> [ASSIGNED TASK]
Write out exactly the first lines of the listing, ending on the line that contains "Moments meant for".

(Beginning of SUPPLIED RECORDS)

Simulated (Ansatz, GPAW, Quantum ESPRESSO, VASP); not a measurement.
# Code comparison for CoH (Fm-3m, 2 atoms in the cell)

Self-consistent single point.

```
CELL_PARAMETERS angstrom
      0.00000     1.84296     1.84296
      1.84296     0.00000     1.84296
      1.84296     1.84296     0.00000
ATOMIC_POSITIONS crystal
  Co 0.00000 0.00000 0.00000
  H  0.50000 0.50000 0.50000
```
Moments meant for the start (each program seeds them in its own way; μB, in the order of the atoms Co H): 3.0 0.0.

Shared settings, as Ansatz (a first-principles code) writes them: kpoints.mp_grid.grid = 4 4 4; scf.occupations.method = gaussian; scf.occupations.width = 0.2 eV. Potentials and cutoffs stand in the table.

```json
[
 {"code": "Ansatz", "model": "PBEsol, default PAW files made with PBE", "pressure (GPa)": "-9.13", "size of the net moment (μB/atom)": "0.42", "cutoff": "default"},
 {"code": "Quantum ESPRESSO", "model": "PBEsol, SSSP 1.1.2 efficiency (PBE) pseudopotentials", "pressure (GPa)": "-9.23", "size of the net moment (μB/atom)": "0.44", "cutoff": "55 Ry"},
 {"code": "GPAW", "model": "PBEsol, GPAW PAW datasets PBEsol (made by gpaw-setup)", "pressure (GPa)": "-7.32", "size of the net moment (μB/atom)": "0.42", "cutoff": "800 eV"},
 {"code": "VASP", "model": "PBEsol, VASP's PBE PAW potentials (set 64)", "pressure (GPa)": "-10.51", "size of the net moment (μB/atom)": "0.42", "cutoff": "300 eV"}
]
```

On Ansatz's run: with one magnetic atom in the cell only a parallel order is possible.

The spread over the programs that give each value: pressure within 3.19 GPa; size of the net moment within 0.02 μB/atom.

(End of SUPPLIED RECORDS)

> [SOLUTION]
Simulated (Ansatz, GPAW, Quantum ESPRESSO, VASP); not a measurement.
# Code comparison for CoH (Fm-3m, 2 atoms in the cell)

Self-consistent single point.

```
CELL_PARAMETERS angstrom
      0.00000     1.84296     1.84296
      1.84296     0.00000     1.84296
      1.84296     1.84296     0.00000
ATOMIC_POSITIONS crystal
  Co 0.00000 0.00000 0.00000
  H  0.50000 0.50000 0.50000
```
Moments meant for the start (each program seeds them in its own way; μB, in the order of the atoms Co H): 3.0 0.0.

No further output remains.